*** Dataset extract Section Begins ***

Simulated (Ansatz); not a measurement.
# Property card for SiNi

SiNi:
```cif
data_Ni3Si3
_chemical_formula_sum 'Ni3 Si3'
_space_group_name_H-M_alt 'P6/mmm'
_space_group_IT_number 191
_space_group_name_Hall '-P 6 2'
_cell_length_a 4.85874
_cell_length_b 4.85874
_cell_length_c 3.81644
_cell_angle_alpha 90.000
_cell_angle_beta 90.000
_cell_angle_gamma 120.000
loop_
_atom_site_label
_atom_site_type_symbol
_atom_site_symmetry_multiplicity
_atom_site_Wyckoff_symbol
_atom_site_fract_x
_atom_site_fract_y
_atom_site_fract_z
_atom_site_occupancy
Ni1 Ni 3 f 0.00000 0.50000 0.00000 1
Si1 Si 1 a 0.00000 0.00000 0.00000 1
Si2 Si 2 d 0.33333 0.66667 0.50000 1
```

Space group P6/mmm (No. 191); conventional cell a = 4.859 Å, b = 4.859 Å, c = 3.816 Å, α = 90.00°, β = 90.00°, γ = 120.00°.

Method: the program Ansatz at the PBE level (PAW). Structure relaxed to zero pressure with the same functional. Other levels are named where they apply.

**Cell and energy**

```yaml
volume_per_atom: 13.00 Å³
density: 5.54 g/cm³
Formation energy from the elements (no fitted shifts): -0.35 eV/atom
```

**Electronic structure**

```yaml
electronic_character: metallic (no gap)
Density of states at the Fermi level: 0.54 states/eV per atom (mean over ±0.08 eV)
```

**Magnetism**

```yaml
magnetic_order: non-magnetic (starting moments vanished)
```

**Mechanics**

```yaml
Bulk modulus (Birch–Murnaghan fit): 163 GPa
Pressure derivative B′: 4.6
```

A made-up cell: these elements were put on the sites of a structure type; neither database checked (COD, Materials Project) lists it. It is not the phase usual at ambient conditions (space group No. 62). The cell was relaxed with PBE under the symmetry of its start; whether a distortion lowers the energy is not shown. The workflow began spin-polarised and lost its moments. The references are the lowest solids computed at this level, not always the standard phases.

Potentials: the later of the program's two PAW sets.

*** Dataset extract Section Ends ***

== Assignment ==
Starting at the first line of the records above, please copy each line exactly until you reach the line containing "Space group P6/mmm". Include that line and stop there.

== Problem solution ==
Simulated (Ansatz); not a measurement.
# Property card for SiNi

SiNi:
```cif
data_Ni3Si3
_chemical_formula_sum 'Ni3 Si3'
_space_group_name_H-M_alt 'P6/mmm'
_space_group_IT_number 191
_space_group_name_Hall '-P 6 2'
_cell_length_a 4.85874
_cell_length_b 4.85874
_cell_length_c 3.81644
_cell_angle_alpha 90.000
_cell_angle_beta 90.000
_cell_angle_gamma 120.000
loop_
_atom_site_label
_atom_site_type_symbol
_atom_site_symmetry_multiplicity
_atom_site_Wyckoff_symbol
_atom_site_fract_x
_atom_site_fract_y
_atom_site_fract_z
_atom_site_occupancy
Ni1 Ni 3 f 0.00000 0.50000 0.00000 1
Si1 Si 1 a 0.00000 0.00000 0.00000 1
Si2 Si 2 d 0.33333 0.66667 0.50000 1
```

Space group P6/mmm (No. 191); conventional cell a = 4.859 Å, b = 4.859 Å, c = 3.816 Å, α = 90.00°, β = 90.00°, γ = 120.00°.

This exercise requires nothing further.